▸ Requirement
Copy out each line of the material below with no changes.

==== Extracted records
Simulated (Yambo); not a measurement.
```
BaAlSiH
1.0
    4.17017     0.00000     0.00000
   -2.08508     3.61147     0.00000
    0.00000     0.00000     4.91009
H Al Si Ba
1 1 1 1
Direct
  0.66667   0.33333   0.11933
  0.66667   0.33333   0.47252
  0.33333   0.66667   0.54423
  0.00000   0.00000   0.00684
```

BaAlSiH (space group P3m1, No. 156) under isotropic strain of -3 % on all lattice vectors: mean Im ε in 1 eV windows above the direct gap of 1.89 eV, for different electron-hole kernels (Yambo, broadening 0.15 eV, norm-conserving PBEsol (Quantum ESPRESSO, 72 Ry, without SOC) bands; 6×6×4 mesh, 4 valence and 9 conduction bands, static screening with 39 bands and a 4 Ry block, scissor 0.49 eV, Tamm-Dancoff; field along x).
========

▸ Result
Simulated (Yambo); not a measurement.
```
BaAlSiH
1.0
    4.17017     0.00000     0.00000
   -2.08508     3.61147     0.00000
    0.00000     0.00000     4.91009
H Al Si Ba
1 1 1 1
Direct
  0.66667   0.33333   0.11933
  0.66667   0.33333   0.47252
  0.33333   0.66667   0.54423
  0.00000   0.00000   0.00684
```

BaAlSiH (space group P3m1, No. 156) under isotropic strain of -3 % on all lattice vectors: mean Im ε in 1 eV windows above the direct gap of 1.89 eV, for different electron-hole kernels (Yambo, broadening 0.15 eV, norm-conserving PBEsol (Quantum ESPRESSO, 72 Ry, without SOC) bands; 6×6×4 mesh, 4 valence and 9 conduction bands, static screening with 39 bands and a 4 Ry block, scissor 0.49 eV, Tamm-Dancoff; field along x).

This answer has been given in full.